[Supplied data Boundary: Start]

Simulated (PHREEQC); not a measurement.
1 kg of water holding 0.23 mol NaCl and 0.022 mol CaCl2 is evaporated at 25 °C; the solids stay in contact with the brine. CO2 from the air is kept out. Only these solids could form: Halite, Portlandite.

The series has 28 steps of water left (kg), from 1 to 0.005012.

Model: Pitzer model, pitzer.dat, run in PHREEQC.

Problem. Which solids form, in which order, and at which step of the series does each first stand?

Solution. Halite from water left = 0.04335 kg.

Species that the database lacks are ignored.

[Supplied data Boundary: End]

-- Activity --
Retype every entry exactly.

-- Exercise response --
Simulated (PHREEQC); not a measurement.
1 kg of water holding 0.23 mol NaCl and 0.022 mol CaCl2 is evaporated at 25 °C; the solids stay in contact with the brine. CO2 from the air is kept out. Only these solids could form: Halite, Portlandite.

The series has 28 steps of water left (kg), from 1 to 0.005012.

Model: Pitzer model, pitzer.dat, run in PHREEQC.

Problem. Which solids form, in which order, and at which step of the series does each first stand?

Solution. Halite from water left = 0.04335 kg.

Species that the database lacks are ignored.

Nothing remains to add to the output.